(LISTED ENTRIES Opens)
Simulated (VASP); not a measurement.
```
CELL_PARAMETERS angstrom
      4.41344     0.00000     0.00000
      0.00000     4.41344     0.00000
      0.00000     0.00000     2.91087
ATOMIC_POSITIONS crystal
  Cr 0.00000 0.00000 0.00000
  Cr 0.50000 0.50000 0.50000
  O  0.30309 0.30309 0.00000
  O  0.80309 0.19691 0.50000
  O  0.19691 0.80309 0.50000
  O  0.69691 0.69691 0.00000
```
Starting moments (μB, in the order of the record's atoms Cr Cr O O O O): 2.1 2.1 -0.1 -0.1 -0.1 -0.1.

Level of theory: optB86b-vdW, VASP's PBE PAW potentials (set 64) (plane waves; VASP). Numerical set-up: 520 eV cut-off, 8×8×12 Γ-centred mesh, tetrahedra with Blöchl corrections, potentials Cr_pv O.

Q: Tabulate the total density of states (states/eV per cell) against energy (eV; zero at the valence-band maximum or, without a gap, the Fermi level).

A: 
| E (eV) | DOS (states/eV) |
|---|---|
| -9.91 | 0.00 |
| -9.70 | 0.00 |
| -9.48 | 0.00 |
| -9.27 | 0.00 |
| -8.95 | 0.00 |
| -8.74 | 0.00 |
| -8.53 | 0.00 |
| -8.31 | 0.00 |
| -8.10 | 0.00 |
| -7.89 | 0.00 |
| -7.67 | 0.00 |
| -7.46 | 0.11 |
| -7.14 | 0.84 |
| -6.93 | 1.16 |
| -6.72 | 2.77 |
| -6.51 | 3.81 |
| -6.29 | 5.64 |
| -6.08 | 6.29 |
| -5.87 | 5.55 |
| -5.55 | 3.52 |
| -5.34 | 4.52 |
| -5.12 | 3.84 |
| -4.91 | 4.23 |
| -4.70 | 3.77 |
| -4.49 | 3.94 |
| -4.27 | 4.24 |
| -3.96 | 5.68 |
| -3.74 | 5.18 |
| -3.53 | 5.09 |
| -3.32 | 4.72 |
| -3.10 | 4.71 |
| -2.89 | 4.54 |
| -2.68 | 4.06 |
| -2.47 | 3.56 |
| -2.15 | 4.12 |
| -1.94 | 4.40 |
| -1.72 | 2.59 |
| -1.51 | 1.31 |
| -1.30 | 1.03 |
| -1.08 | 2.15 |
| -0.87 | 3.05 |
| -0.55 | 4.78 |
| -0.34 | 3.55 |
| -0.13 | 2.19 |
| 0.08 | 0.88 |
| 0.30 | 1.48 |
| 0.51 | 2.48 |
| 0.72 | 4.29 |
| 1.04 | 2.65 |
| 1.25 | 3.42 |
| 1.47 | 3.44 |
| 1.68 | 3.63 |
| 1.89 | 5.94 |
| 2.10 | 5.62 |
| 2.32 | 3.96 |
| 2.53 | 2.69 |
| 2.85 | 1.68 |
(LISTED ENTRIES Closes)

## WORK TASK
When copying the data above, please keep exactly the lines from its first line through the line with "Level of theory: optB86b-vdW, VASP's", both ends included, and drop the rest.

## ANSWER BOX
Simulated (VASP); not a measurement.
```
CELL_PARAMETERS angstrom
      4.41344     0.00000     0.00000
      0.00000     4.41344     0.00000
      0.00000     0.00000     2.91087
ATOMIC_POSITIONS crystal
  Cr 0.00000 0.00000 0.00000
  Cr 0.50000 0.50000 0.50000
  O  0.30309 0.30309 0.00000
  O  0.80309 0.19691 0.50000
  O  0.19691 0.80309 0.50000
  O  0.69691 0.69691 0.00000
```
Starting moments (μB, in the order of the record's atoms Cr Cr O O O O): 2.1 2.1 -0.1 -0.1 -0.1 -0.1.

Level of theory: optB86b-vdW, VASP's PBE PAW potentials (set 64) (plane waves; VASP). Numerical set-up: 520 eV cut-off, 8×8×12 Γ-centred mesh, tetrahedra with Blöchl corrections, potentials Cr_pv O.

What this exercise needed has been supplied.